STUDY MATERIAL ->
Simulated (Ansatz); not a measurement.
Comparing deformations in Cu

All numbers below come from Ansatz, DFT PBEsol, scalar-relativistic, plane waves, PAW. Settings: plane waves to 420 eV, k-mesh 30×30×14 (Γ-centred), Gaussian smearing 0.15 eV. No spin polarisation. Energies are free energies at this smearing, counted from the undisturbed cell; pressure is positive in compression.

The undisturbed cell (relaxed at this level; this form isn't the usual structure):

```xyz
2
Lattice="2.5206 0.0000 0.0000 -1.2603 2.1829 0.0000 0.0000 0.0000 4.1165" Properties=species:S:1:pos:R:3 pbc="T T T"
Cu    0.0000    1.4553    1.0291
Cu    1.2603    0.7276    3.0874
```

WORK ITEM -> Set down the material exactly, keeping every line.

RESPONSE BOX ->
Simulated (Ansatz); not a measurement.
Comparing deformations in Cu

All numbers below come from Ansatz, DFT PBEsol, scalar-relativistic, plane waves, PAW. Settings: plane waves to 420 eV, k-mesh 30×30×14 (Γ-centred), Gaussian smearing 0.15 eV. No spin polarisation. Energies are free energies at this smearing, counted from the undisturbed cell; pressure is positive in compression.

The undisturbed cell (relaxed at this level; this form isn't the usual structure):

```xyz
2
Lattice="2.5206 0.0000 0.0000 -1.2603 2.1829 0.0000 0.0000 0.0000 4.1165" Properties=species:S:1:pos:R:3 pbc="T T T"
Cu    0.0000    1.4553    1.0291
Cu    1.2603    0.7276    3.0874
```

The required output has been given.